------------------------------------------------------------------------

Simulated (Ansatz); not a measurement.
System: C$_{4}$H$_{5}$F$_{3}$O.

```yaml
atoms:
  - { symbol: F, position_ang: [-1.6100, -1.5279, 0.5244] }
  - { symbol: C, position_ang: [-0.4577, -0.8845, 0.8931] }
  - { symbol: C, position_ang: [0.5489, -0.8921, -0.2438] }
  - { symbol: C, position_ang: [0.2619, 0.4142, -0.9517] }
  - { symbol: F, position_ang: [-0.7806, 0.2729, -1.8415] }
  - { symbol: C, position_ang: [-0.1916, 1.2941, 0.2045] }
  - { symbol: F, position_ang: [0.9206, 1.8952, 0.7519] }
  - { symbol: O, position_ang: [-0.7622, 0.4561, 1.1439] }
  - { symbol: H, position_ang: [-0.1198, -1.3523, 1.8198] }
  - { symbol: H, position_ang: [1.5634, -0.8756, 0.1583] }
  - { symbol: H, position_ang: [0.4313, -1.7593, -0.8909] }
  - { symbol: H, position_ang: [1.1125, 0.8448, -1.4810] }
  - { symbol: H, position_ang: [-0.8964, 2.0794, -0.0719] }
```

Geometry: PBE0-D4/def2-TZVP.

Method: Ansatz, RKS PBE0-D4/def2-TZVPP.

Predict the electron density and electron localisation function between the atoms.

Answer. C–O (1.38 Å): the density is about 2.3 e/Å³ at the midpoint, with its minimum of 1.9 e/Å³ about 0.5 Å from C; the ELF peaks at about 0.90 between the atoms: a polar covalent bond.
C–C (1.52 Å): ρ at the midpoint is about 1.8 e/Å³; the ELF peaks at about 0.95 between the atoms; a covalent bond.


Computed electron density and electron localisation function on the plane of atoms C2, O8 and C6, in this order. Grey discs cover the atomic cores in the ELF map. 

------------------------------------------------------------------------

Repeat exactly, please, each line from the beginning of the data through the line with "C–C (1.52 Å): ρ" in it, and only those lines.

Simulated (Ansatz); not a measurement.
System: C$_{4}$H$_{5}$F$_{3}$O.

```yaml
atoms:
  - { symbol: F, position_ang: [-1.6100, -1.5279, 0.5244] }
  - { symbol: C, position_ang: [-0.4577, -0.8845, 0.8931] }
  - { symbol: C, position_ang: [0.5489, -0.8921, -0.2438] }
  - { symbol: C, position_ang: [0.2619, 0.4142, -0.9517] }
  - { symbol: F, position_ang: [-0.7806, 0.2729, -1.8415] }
  - { symbol: C, position_ang: [-0.1916, 1.2941, 0.2045] }
  - { symbol: F, position_ang: [0.9206, 1.8952, 0.7519] }
  - { symbol: O, position_ang: [-0.7622, 0.4561, 1.1439] }
  - { symbol: H, position_ang: [-0.1198, -1.3523, 1.8198] }
  - { symbol: H, position_ang: [1.5634, -0.8756, 0.1583] }
  - { symbol: H, position_ang: [0.4313, -1.7593, -0.8909] }
  - { symbol: H, position_ang: [1.1125, 0.8448, -1.4810] }
  - { symbol: H, position_ang: [-0.8964, 2.0794, -0.0719] }
```

Geometry: PBE0-D4/def2-TZVP.

Method: Ansatz, RKS PBE0-D4/def2-TZVPP.

Predict the electron density and electron localisation function between the atoms.

Answer. C–O (1.38 Å): the density is about 2.3 e/Å³ at the midpoint, with its minimum of 1.9 e/Å³ about 0.5 Å from C; the ELF peaks at about 0.90 between the atoms: a polar covalent bond.
C–C (1.52 Å): ρ at the midpoint is about 1.8 e/Å³; the ELF peaks at about 0.95 between the atoms; a covalent bond.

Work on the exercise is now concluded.